Return, word for word, only the lines of the data below that lie between the line with "The calculation used" and the line with "Q: Match the", those two lines included.

Data under study >>
╭──
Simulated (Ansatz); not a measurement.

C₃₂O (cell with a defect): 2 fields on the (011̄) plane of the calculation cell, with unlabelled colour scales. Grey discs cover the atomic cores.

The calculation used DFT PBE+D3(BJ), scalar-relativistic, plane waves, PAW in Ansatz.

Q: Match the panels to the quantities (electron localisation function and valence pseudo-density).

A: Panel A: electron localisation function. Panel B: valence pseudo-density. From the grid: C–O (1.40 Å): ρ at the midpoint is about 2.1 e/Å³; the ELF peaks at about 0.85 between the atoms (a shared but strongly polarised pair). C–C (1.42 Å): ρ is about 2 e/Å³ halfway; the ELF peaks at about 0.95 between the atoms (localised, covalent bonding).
╰──

Reply >>
The calculation used DFT PBE+D3(BJ), scalar-relativistic, plane waves, PAW in Ansatz.

Q: Match the panels to the quantities (electron localisation function and valence pseudo-density).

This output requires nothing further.